* Brief: Transcribe each record exactly as it appears.

★ ★ ★ ★ ★ ★ ★
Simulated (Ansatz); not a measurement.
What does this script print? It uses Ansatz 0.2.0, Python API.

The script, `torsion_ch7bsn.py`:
★ ★ ★ ★ ★ ★ ★

* Task solution:
Simulated (Ansatz); not a measurement.
What does this script print? It uses Ansatz 0.2.0, Python API.

The script, `torsion_ch7bsn.py`:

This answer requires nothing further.